Quote every line from the top of the listing down to and including the line that contains "B. ethyl acetate".

(Source information Opens)

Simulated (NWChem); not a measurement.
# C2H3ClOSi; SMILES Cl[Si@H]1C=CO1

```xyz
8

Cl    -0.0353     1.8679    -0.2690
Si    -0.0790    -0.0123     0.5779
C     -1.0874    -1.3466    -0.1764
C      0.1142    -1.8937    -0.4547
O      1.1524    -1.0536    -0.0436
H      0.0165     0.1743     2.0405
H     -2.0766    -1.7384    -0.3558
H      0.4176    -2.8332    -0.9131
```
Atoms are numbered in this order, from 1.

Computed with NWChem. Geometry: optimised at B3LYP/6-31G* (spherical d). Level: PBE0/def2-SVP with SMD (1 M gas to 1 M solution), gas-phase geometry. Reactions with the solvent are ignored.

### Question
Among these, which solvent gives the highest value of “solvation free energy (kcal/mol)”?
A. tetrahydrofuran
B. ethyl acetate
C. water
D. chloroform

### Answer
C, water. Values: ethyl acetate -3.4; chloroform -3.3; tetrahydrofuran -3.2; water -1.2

(Source information Closes)

- [Response box]
Simulated (NWChem); not a measurement.
# C2H3ClOSi; SMILES Cl[Si@H]1C=CO1

```xyz
8

Cl    -0.0353     1.8679    -0.2690
Si    -0.0790    -0.0123     0.5779
C     -1.0874    -1.3466    -0.1764
C      0.1142    -1.8937    -0.4547
O      1.1524    -1.0536    -0.0436
H      0.0165     0.1743     2.0405
H     -2.0766    -1.7384    -0.3558
H      0.4176    -2.8332    -0.9131
```
Atoms are numbered in this order, from 1.

Computed with NWChem. Geometry: optimised at B3LYP/6-31G* (spherical d). Level: PBE0/def2-SVP with SMD (1 M gas to 1 M solution), gas-phase geometry. Reactions with the solvent are ignored.

### Question
Among these, which solvent gives the highest value of “solvation free energy (kcal/mol)”?
A. tetrahydrofuran
B. ethyl acetate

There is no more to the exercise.